» Information supplied:
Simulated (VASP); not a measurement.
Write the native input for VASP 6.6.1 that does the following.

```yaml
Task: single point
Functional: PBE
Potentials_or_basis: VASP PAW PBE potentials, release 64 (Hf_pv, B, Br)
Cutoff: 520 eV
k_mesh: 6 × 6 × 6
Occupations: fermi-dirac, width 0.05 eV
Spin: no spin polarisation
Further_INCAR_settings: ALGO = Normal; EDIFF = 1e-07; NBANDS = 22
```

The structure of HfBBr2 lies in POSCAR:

» Work task:
Write out every record exactly as it appears above.

» Task answer:
Simulated (VASP); not a measurement.
Write the native input for VASP 6.6.1 that does the following.

```yaml
Task: single point
Functional: PBE
Potentials_or_basis: VASP PAW PBE potentials, release 64 (Hf_pv, B, Br)
Cutoff: 520 eV
k_mesh: 6 × 6 × 6
Occupations: fermi-dirac, width 0.05 eV
Spin: no spin polarisation
Further_INCAR_settings: ALGO = Normal; EDIFF = 1e-07; NBANDS = 22
```

The structure of HfBBr2 lies in POSCAR:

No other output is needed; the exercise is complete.